_BRIEF_.
Starting at the line that contains "- Potentials or" and ending at the line that contains "At the start: pressure", the lines below are to be given again exactly, with nothing added.

Top of DATA EXCERPTS

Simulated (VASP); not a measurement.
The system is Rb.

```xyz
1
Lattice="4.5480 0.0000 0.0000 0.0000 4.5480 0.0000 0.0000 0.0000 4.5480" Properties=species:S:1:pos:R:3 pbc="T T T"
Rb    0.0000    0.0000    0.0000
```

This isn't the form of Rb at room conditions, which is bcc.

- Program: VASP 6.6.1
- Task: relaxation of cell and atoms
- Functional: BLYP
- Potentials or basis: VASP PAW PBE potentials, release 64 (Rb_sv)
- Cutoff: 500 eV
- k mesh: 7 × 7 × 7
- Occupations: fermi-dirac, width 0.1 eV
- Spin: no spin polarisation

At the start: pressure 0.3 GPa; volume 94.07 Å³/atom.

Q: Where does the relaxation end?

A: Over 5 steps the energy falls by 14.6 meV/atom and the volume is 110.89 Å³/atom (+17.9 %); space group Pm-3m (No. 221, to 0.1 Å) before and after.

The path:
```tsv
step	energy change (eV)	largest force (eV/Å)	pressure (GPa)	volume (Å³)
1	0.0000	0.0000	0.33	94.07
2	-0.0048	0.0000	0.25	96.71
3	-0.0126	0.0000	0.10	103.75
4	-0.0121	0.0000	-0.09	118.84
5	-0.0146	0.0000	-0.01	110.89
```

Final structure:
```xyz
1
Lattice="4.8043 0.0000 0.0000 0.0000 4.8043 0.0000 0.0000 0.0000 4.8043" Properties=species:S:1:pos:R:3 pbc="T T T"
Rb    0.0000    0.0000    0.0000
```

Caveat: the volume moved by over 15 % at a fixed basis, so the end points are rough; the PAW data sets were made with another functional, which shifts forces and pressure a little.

Bottom of DATA EXCERPTS

_EXPECTED ANSWER_.
- Potentials or basis: VASP PAW PBE potentials, release 64 (Rb_sv)
- Cutoff: 500 eV
- k mesh: 7 × 7 × 7
- Occupations: fermi-dirac, width 0.1 eV
- Spin: no spin polarisation

At the start: pressure 0.3 GPa; volume 94.07 Å³/atom.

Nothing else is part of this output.